++++++++++
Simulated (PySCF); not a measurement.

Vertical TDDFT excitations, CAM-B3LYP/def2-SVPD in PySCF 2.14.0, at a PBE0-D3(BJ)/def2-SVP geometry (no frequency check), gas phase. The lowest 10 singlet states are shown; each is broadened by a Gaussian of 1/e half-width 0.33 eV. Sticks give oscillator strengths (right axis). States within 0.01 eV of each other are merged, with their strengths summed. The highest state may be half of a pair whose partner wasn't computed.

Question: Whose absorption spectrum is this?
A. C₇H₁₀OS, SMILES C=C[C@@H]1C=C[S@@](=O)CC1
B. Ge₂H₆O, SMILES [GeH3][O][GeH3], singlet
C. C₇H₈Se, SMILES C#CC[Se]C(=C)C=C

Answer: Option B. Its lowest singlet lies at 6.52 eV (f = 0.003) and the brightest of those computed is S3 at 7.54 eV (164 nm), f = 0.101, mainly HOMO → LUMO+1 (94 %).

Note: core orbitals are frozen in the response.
++++++++++

Copy the records above exactly, from the first line through the line containing "Question: Whose absorption spectrum is this?", and include nothing else.

Simulated (PySCF); not a measurement.

Vertical TDDFT excitations, CAM-B3LYP/def2-SVPD in PySCF 2.14.0, at a PBE0-D3(BJ)/def2-SVP geometry (no frequency check), gas phase. The lowest 10 singlet states are shown; each is broadened by a Gaussian of 1/e half-width 0.33 eV. Sticks give oscillator strengths (right axis). States within 0.01 eV of each other are merged, with their strengths summed. The highest state may be half of a pair whose partner wasn't computed.

Question: Whose absorption spectrum is this?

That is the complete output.